● PROVIDED MATERIAL
□ □ □ □ □
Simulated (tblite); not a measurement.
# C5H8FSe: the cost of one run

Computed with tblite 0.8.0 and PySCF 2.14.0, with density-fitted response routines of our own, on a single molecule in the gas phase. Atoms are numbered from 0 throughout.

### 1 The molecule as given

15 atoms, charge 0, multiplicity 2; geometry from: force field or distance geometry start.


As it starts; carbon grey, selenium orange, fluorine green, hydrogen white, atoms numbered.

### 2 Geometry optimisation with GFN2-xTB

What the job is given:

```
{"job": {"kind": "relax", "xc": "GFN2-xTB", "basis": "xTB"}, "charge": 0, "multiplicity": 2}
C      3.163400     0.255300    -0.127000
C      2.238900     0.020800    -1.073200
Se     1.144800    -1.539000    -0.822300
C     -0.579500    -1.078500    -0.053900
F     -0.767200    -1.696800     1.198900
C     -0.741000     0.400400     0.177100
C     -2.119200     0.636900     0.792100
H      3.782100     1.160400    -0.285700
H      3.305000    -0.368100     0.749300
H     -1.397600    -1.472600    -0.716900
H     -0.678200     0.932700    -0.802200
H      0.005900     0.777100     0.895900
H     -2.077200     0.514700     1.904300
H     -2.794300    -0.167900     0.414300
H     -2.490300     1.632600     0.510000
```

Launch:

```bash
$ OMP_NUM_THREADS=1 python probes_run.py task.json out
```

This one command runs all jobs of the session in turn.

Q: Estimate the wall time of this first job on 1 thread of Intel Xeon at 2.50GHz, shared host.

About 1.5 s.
□ □ □ □ □

● ASSIGNMENT
Your answer should be exactly the lines of the data above, from the first through the line containing "As it starts;".

● RESPONSE BOX
Simulated (tblite); not a measurement.
# C5H8FSe: the cost of one run

Computed with tblite 0.8.0 and PySCF 2.14.0, with density-fitted response routines of our own, on a single molecule in the gas phase. Atoms are numbered from 0 throughout.

### 1 The molecule as given

15 atoms, charge 0, multiplicity 2; geometry from: force field or distance geometry start.


As it starts; carbon grey, selenium orange, fluorine green, hydrogen white, atoms numbered.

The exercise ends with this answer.